RECORD SET:
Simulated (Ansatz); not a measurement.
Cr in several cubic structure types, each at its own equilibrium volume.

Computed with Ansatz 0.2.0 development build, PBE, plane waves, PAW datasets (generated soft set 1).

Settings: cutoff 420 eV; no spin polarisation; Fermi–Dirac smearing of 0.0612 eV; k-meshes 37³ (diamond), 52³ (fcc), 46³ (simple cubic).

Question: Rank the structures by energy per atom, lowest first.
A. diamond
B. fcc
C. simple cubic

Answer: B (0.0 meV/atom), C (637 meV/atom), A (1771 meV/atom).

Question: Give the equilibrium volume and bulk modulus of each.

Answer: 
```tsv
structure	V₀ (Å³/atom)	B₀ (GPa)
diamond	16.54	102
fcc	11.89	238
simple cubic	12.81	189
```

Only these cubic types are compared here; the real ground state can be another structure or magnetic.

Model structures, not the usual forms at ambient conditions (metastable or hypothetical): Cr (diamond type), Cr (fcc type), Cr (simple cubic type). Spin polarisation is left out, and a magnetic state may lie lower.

WORK TASK: Retype every line of the listing above exactly as given.

EXERCISE ANSWER:
Simulated (Ansatz); not a measurement.
Cr in several cubic structure types, each at its own equilibrium volume.

Computed with Ansatz 0.2.0 development build, PBE, plane waves, PAW datasets (generated soft set 1).

Settings: cutoff 420 eV; no spin polarisation; Fermi–Dirac smearing of 0.0612 eV; k-meshes 37³ (diamond), 52³ (fcc), 46³ (simple cubic).

Question: Rank the structures by energy per atom, lowest first.
A. diamond
B. fcc
C. simple cubic

Answer: B (0.0 meV/atom), C (637 meV/atom), A (1771 meV/atom).

Question: Give the equilibrium volume and bulk modulus of each.

Answer: 
```tsv
structure	V₀ (Å³/atom)	B₀ (GPa)
diamond	16.54	102
fcc	11.89	238
simple cubic	12.81	189
```

Only these cubic types are compared here; the real ground state can be another structure or magnetic.

Model structures, not the usual forms at ambient conditions (metastable or hypothetical): Cr (diamond type), Cr (fcc type), Cr (simple cubic type). Spin polarisation is left out, and a magnetic state may lie lower.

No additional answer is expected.